Data shown ->
——

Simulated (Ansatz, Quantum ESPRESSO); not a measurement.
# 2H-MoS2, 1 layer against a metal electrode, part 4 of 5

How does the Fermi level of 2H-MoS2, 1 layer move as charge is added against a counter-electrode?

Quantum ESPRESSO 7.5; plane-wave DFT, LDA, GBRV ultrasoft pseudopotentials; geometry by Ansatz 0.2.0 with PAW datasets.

——

Work instruction ->
Reproduce the records above in their entirety, unchanged.

Answer section ->
Simulated (Ansatz, Quantum ESPRESSO); not a measurement.
# 2H-MoS2, 1 layer against a metal electrode, part 4 of 5

How does the Fermi level of 2H-MoS2, 1 layer move as charge is added against a counter-electrode?

Quantum ESPRESSO 7.5; plane-wave DFT, LDA, GBRV ultrasoft pseudopotentials; geometry by Ansatz 0.2.0 with PAW datasets.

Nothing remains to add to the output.